SOURCE MATERIAL =
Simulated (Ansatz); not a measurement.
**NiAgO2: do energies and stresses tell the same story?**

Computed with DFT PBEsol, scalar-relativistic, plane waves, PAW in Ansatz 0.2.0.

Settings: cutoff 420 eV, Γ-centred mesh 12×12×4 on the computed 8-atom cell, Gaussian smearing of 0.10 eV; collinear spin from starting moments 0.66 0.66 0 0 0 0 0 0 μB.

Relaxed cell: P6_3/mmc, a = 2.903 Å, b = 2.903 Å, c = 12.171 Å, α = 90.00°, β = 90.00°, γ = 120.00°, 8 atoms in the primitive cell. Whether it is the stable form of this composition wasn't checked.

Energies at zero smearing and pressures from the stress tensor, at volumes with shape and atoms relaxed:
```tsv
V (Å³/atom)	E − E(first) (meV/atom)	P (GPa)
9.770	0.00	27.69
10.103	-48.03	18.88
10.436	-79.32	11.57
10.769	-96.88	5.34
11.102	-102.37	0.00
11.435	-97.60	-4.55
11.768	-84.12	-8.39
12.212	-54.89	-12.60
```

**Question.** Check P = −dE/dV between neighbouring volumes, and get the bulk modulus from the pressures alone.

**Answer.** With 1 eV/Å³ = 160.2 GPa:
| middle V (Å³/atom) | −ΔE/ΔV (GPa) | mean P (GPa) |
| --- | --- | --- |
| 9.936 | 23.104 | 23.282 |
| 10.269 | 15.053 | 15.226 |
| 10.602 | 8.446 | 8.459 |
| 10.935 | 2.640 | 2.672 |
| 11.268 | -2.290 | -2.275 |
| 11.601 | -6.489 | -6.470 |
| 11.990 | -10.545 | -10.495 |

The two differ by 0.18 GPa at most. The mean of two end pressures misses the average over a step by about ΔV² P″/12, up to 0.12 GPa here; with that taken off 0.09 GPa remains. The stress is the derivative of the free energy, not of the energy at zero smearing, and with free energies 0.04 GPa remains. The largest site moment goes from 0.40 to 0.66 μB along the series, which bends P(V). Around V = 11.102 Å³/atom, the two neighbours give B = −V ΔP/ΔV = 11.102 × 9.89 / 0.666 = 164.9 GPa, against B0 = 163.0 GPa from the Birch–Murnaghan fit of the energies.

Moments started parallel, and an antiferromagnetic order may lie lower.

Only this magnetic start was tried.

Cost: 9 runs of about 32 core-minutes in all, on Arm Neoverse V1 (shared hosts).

WORK ITEM = Of the lines above, output exactly those from the line bearing "2.640 | 2.672 |" through the line bearing "Only this magnetic start was tried.", inclusive.

EXERCISE RESULT =
| 10.935 | 2.640 | 2.672 |
| 11.268 | -2.290 | -2.275 |
| 11.601 | -6.489 | -6.470 |
| 11.990 | -10.545 | -10.495 |

The two differ by 0.18 GPa at most. The mean of two end pressures misses the average over a step by about ΔV² P″/12, up to 0.12 GPa here; with that taken off 0.09 GPa remains. The stress is the derivative of the free energy, not of the energy at zero smearing, and with free energies 0.04 GPa remains. The largest site moment goes from 0.40 to 0.66 μB along the series, which bends P(V). Around V = 11.102 Å³/atom, the two neighbours give B = −V ΔP/ΔV = 11.102 × 9.89 / 0.666 = 164.9 GPa, against B0 = 163.0 GPa from the Birch–Murnaghan fit of the energies.

Moments started parallel, and an antiferromagnetic order may lie lower.

Only this magnetic start was tried.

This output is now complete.